WORK ITEM: Reproduce, character for character, the entries from their opening line through the line with "does ROHF give?".

THE DATA:
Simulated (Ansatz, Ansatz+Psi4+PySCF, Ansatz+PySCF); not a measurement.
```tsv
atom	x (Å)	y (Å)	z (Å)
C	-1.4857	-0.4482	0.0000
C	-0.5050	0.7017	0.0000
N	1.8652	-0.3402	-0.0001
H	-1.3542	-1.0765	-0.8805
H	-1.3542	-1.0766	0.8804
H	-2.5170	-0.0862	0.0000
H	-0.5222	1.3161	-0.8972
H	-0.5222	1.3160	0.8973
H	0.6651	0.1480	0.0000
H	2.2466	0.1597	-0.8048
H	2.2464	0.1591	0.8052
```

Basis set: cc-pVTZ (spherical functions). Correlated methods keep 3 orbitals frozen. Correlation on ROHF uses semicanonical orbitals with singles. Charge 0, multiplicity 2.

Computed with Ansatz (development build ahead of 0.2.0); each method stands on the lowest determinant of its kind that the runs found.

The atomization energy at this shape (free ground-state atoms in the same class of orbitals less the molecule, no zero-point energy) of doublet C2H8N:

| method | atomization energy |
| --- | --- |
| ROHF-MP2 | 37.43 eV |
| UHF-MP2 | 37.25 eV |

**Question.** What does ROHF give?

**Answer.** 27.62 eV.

ANSWER AREA:
Simulated (Ansatz, Ansatz+Psi4+PySCF, Ansatz+PySCF); not a measurement.
```tsv
atom	x (Å)	y (Å)	z (Å)
C	-1.4857	-0.4482	0.0000
C	-0.5050	0.7017	0.0000
N	1.8652	-0.3402	-0.0001
H	-1.3542	-1.0765	-0.8805
H	-1.3542	-1.0766	0.8804
H	-2.5170	-0.0862	0.0000
H	-0.5222	1.3161	-0.8972
H	-0.5222	1.3160	0.8973
H	0.6651	0.1480	0.0000
H	2.2466	0.1597	-0.8048
H	2.2464	0.1591	0.8052
```

Basis set: cc-pVTZ (spherical functions). Correlated methods keep 3 orbitals frozen. Correlation on ROHF uses semicanonical orbitals with singles. Charge 0, multiplicity 2.

Computed with Ansatz (development build ahead of 0.2.0); each method stands on the lowest determinant of its kind that the runs found.

The atomization energy at this shape (free ground-state atoms in the same class of orbitals less the molecule, no zero-point energy) of doublet C2H8N:

| method | atomization energy |
| --- | --- |
| ROHF-MP2 | 37.43 eV |
| UHF-MP2 | 37.25 eV |

**Question.** What does ROHF give?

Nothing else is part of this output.